- **Work task**
In the material below, transcribe every line from the first through the line holding "0.3 | +0.04 |", exactly, and stop after that line.

- **Record set**
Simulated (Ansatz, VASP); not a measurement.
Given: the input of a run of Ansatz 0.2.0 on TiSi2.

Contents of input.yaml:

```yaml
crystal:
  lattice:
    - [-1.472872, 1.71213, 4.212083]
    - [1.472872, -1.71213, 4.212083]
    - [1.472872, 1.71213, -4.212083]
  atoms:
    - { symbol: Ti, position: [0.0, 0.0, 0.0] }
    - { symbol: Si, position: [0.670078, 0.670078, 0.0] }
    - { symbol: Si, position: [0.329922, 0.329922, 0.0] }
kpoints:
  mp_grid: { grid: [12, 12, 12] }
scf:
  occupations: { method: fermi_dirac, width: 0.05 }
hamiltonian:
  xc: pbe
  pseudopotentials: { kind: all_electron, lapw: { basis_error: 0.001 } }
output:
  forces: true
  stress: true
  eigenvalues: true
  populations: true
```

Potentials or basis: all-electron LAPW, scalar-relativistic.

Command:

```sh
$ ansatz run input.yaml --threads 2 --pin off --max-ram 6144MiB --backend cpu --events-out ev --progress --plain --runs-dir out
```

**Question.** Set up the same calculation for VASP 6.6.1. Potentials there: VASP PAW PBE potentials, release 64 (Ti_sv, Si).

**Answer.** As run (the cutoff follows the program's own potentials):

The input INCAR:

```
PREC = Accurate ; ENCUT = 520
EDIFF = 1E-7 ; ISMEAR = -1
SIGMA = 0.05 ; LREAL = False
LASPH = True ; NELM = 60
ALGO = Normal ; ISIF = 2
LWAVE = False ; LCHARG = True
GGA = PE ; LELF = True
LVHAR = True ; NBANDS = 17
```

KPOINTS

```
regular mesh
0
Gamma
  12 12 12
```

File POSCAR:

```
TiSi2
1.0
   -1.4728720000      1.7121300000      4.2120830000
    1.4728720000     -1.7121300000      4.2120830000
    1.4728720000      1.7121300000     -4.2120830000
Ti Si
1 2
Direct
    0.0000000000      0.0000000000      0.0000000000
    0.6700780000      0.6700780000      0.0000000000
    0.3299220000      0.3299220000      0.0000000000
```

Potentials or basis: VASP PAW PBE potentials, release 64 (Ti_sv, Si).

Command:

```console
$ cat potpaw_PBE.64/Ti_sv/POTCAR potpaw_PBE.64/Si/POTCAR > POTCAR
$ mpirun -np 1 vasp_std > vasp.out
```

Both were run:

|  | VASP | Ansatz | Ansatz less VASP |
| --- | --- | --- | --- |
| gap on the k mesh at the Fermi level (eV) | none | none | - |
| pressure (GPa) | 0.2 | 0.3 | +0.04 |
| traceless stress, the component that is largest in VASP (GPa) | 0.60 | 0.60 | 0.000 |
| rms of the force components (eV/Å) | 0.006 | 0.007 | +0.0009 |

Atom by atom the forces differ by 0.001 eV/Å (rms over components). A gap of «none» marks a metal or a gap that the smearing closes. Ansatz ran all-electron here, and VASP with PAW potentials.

- **Exercise result**
Simulated (Ansatz, VASP); not a measurement.
Given: the input of a run of Ansatz 0.2.0 on TiSi2.

Contents of input.yaml:

```yaml
crystal:
  lattice:
    - [-1.472872, 1.71213, 4.212083]
    - [1.472872, -1.71213, 4.212083]
    - [1.472872, 1.71213, -4.212083]
  atoms:
    - { symbol: Ti, position: [0.0, 0.0, 0.0] }
    - { symbol: Si, position: [0.670078, 0.670078, 0.0] }
    - { symbol: Si, position: [0.329922, 0.329922, 0.0] }
kpoints:
  mp_grid: { grid: [12, 12, 12] }
scf:
  occupations: { method: fermi_dirac, width: 0.05 }
hamiltonian:
  xc: pbe
  pseudopotentials: { kind: all_electron, lapw: { basis_error: 0.001 } }
output:
  forces: true
  stress: true
  eigenvalues: true
  populations: true
```

Potentials or basis: all-electron LAPW, scalar-relativistic.

Command:

```sh
$ ansatz run input.yaml --threads 2 --pin off --max-ram 6144MiB --backend cpu --events-out ev --progress --plain --runs-dir out
```

**Question.** Set up the same calculation for VASP 6.6.1. Potentials there: VASP PAW PBE potentials, release 64 (Ti_sv, Si).

**Answer.** As run (the cutoff follows the program's own potentials):

The input INCAR:

```
PREC = Accurate ; ENCUT = 520
EDIFF = 1E-7 ; ISMEAR = -1
SIGMA = 0.05 ; LREAL = False
LASPH = True ; NELM = 60
ALGO = Normal ; ISIF = 2
LWAVE = False ; LCHARG = True
GGA = PE ; LELF = True
LVHAR = True ; NBANDS = 17
```

KPOINTS

```
regular mesh
0
Gamma
  12 12 12
```

File POSCAR:

```
TiSi2
1.0
   -1.4728720000      1.7121300000      4.2120830000
    1.4728720000     -1.7121300000      4.2120830000
    1.4728720000      1.7121300000     -4.2120830000
Ti Si
1 2
Direct
    0.0000000000      0.0000000000      0.0000000000
    0.6700780000      0.6700780000      0.0000000000
    0.3299220000      0.3299220000      0.0000000000
```

Potentials or basis: VASP PAW PBE potentials, release 64 (Ti_sv, Si).

Command:

```console
$ cat potpaw_PBE.64/Ti_sv/POTCAR potpaw_PBE.64/Si/POTCAR > POTCAR
$ mpirun -np 1 vasp_std > vasp.out
```

Both were run:

|  | VASP | Ansatz | Ansatz less VASP |
| --- | --- | --- | --- |
| gap on the k mesh at the Fermi level (eV) | none | none | - |
| pressure (GPa) | 0.2 | 0.3 | +0.04 |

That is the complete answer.